Requirement → Write every line of the material out exactly as shown.

Data extracts →
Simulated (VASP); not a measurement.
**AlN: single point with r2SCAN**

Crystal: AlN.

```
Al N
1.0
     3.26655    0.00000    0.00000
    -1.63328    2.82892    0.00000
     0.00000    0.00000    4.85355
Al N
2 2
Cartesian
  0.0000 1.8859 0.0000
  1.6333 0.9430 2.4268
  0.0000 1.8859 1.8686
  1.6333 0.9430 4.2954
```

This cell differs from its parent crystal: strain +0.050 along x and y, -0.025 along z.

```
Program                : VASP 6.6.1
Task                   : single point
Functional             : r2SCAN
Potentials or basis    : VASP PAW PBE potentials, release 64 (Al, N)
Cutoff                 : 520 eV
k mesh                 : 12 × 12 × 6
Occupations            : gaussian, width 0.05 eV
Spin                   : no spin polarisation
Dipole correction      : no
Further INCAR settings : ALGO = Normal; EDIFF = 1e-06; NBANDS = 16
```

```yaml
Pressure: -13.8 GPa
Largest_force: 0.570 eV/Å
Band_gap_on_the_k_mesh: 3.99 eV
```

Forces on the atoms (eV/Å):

Your response →
Simulated (VASP); not a measurement.
**AlN: single point with r2SCAN**

Crystal: AlN.

```
Al N
1.0
     3.26655    0.00000    0.00000
    -1.63328    2.82892    0.00000
     0.00000    0.00000    4.85355
Al N
2 2
Cartesian
  0.0000 1.8859 0.0000
  1.6333 0.9430 2.4268
  0.0000 1.8859 1.8686
  1.6333 0.9430 4.2954
```

This cell differs from its parent crystal: strain +0.050 along x and y, -0.025 along z.

```
Program                : VASP 6.6.1
Task                   : single point
Functional             : r2SCAN
Potentials or basis    : VASP PAW PBE potentials, release 64 (Al, N)
Cutoff                 : 520 eV
k mesh                 : 12 × 12 × 6
Occupations            : gaussian, width 0.05 eV
Spin                   : no spin polarisation
Dipole correction      : no
Further INCAR settings : ALGO = Normal; EDIFF = 1e-06; NBANDS = 16
```

```yaml
Pressure: -13.8 GPa
Largest_force: 0.570 eV/Å
Band_gap_on_the_k_mesh: 3.99 eV
```

Forces on the atoms (eV/Å):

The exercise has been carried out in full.